■ Given data ■
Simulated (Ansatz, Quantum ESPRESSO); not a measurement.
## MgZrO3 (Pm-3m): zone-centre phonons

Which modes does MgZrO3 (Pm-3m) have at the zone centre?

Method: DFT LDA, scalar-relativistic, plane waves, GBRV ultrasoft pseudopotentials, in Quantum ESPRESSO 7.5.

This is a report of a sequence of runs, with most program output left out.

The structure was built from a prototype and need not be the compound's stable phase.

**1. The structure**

■ Assigned task ■
Your answer should be the full set of records above, restated exactly.

■ Answer area ■
Simulated (Ansatz, Quantum ESPRESSO); not a measurement.
## MgZrO3 (Pm-3m): zone-centre phonons

Which modes does MgZrO3 (Pm-3m) have at the zone centre?

Method: DFT LDA, scalar-relativistic, plane waves, GBRV ultrasoft pseudopotentials, in Quantum ESPRESSO 7.5.

This is a report of a sequence of runs, with most program output left out.

The structure was built from a prototype and need not be the compound's stable phase.

**1. The structure**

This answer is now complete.